* **BRIEF**
Repeat, exactly as written, the lines of the records below from the first through the line with "Ansatz 0.2.0; DFT, PBE, plane-wave", but none past it.

◇ ◇ ◇ ◇ ◇ ◇ ◇

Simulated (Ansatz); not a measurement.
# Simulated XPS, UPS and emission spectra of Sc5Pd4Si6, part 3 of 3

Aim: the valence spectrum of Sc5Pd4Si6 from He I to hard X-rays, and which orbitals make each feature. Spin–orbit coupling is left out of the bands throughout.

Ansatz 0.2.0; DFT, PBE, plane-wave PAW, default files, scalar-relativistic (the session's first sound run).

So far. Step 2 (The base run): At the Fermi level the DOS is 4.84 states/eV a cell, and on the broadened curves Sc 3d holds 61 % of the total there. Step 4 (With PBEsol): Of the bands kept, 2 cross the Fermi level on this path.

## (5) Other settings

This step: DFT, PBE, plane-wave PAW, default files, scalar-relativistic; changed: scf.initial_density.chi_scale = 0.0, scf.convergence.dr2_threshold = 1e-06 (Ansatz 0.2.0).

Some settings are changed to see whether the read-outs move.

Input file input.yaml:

◇ ◇ ◇ ◇ ◇ ◇ ◇

* **WRITTEN REPLY**
Simulated (Ansatz); not a measurement.
# Simulated XPS, UPS and emission spectra of Sc5Pd4Si6, part 3 of 3

Aim: the valence spectrum of Sc5Pd4Si6 from He I to hard X-rays, and which orbitals make each feature. Spin–orbit coupling is left out of the bands throughout.

Ansatz 0.2.0; DFT, PBE, plane-wave PAW, default files, scalar-relativistic (the session's first sound run).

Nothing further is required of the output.